* **REQUIREMENT**:
Reply with the data below, repeated exactly in full.

* **EXCERPTED DATA**:
════════════════
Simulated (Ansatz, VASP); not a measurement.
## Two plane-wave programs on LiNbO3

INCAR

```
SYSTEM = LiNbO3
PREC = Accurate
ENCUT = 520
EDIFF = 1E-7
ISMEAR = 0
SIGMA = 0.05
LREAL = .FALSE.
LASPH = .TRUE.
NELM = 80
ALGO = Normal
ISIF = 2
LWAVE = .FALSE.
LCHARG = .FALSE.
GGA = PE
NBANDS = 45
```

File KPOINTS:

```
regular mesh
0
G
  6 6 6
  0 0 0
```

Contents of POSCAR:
════════════════

* **REPLY**:
Simulated (Ansatz, VASP); not a measurement.
## Two plane-wave programs on LiNbO3

INCAR

```
SYSTEM = LiNbO3
PREC = Accurate
ENCUT = 520
EDIFF = 1E-7
ISMEAR = 0
SIGMA = 0.05
LREAL = .FALSE.
LASPH = .TRUE.
NELM = 80
ALGO = Normal
ISIF = 2
LWAVE = .FALSE.
LCHARG = .FALSE.
GGA = PE
NBANDS = 45
```

File KPOINTS:

```
regular mesh
0
G
  6 6 6
  0 0 0
```

Contents of POSCAR:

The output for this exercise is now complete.